* Entries provided *
Segment Open

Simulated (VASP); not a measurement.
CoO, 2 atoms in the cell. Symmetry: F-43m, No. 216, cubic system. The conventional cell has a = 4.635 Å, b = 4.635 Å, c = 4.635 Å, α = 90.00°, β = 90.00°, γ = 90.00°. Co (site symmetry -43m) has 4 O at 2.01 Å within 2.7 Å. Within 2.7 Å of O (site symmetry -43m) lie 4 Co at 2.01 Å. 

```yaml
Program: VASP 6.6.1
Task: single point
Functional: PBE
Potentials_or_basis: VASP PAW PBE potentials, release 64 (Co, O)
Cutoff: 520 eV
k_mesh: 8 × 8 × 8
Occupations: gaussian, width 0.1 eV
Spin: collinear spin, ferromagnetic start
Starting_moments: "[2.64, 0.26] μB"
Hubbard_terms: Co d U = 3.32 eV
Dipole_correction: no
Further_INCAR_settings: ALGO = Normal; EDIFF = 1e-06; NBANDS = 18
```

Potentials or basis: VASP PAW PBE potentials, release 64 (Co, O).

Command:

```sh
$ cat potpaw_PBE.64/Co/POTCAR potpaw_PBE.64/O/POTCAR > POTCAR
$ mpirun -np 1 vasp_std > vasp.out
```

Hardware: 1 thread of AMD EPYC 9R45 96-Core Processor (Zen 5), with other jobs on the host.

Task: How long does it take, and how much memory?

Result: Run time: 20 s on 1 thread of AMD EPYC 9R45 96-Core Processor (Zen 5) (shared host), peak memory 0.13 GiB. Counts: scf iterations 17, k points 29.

Segment Closed

* Work instruction *
Reprint the data above from the opening line to the line holding "Task: How long", inclusive, and nothing else.

* Exercise solution *
Simulated (VASP); not a measurement.
CoO, 2 atoms in the cell. Symmetry: F-43m, No. 216, cubic system. The conventional cell has a = 4.635 Å, b = 4.635 Å, c = 4.635 Å, α = 90.00°, β = 90.00°, γ = 90.00°. Co (site symmetry -43m) has 4 O at 2.01 Å within 2.7 Å. Within 2.7 Å of O (site symmetry -43m) lie 4 Co at 2.01 Å. 

```yaml
Program: VASP 6.6.1
Task: single point
Functional: PBE
Potentials_or_basis: VASP PAW PBE potentials, release 64 (Co, O)
Cutoff: 520 eV
k_mesh: 8 × 8 × 8
Occupations: gaussian, width 0.1 eV
Spin: collinear spin, ferromagnetic start
Starting_moments: "[2.64, 0.26] μB"
Hubbard_terms: Co d U = 3.32 eV
Dipole_correction: no
Further_INCAR_settings: ALGO = Normal; EDIFF = 1e-06; NBANDS = 18
```

Potentials or basis: VASP PAW PBE potentials, release 64 (Co, O).

Command:

```sh
$ cat potpaw_PBE.64/Co/POTCAR potpaw_PBE.64/O/POTCAR > POTCAR
$ mpirun -np 1 vasp_std > vasp.out
```

Hardware: 1 thread of AMD EPYC 9R45 96-Core Processor (Zen 5), with other jobs on the host.

Task: How long does it take, and how much memory?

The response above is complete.